» Information
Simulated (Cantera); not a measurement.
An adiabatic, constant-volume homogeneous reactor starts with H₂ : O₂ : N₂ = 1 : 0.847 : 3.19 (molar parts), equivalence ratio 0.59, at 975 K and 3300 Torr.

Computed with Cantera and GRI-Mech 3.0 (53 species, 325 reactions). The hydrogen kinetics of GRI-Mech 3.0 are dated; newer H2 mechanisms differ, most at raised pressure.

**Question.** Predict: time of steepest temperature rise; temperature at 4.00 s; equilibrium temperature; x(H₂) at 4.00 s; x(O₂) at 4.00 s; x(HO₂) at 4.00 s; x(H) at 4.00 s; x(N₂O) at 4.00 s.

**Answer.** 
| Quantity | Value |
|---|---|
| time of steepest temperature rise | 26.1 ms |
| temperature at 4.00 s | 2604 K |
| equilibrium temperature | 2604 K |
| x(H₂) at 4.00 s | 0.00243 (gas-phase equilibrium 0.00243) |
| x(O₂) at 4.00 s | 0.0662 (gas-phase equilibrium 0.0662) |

» Work request
Every record should be retyped so that it matches the original exactly.

» Written answer
Simulated (Cantera); not a measurement.
An adiabatic, constant-volume homogeneous reactor starts with H₂ : O₂ : N₂ = 1 : 0.847 : 3.19 (molar parts), equivalence ratio 0.59, at 975 K and 3300 Torr.

Computed with Cantera and GRI-Mech 3.0 (53 species, 325 reactions). The hydrogen kinetics of GRI-Mech 3.0 are dated; newer H2 mechanisms differ, most at raised pressure.

**Question.** Predict: time of steepest temperature rise; temperature at 4.00 s; equilibrium temperature; x(H₂) at 4.00 s; x(O₂) at 4.00 s; x(HO₂) at 4.00 s; x(H) at 4.00 s; x(N₂O) at 4.00 s.

**Answer.** 
| Quantity | Value |
|---|---|
| time of steepest temperature rise | 26.1 ms |
| temperature at 4.00 s | 2604 K |
| equilibrium temperature | 2604 K |
| x(H₂) at 4.00 s | 0.00243 (gas-phase equilibrium 0.00243) |
| x(O₂) at 4.00 s | 0.0662 (gas-phase equilibrium 0.0662) |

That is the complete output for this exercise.